▶ **Extracted records**
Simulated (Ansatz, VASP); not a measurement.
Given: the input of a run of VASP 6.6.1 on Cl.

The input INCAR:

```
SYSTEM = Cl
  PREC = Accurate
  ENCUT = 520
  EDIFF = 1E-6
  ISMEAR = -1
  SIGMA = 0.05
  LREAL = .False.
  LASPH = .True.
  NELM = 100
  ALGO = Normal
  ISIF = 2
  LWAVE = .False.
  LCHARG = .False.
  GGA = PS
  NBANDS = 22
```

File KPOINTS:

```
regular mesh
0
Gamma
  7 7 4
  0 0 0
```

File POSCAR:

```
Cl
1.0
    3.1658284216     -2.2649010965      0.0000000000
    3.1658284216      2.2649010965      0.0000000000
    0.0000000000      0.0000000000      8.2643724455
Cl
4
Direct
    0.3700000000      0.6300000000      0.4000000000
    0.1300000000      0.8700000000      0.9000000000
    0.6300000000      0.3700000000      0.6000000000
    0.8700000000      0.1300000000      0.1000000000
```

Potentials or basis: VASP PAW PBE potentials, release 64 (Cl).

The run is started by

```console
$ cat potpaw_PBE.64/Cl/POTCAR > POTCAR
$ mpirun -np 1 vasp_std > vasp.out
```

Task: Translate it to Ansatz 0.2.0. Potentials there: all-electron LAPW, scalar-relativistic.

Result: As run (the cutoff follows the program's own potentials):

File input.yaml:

▶ **Requirement**
Everything above from the line containing "The run is started by" down to the line containing "Result: As run" is to be transcribed exactly, with both of those lines included and nothing else added.

▶ **Answer space**
The run is started by

```console
$ cat potpaw_PBE.64/Cl/POTCAR > POTCAR
$ mpirun -np 1 vasp_std > vasp.out
```

Task: Translate it to Ansatz 0.2.0. Potentials there: all-electron LAPW, scalar-relativistic.

Result: As run (the cutoff follows the program's own potentials):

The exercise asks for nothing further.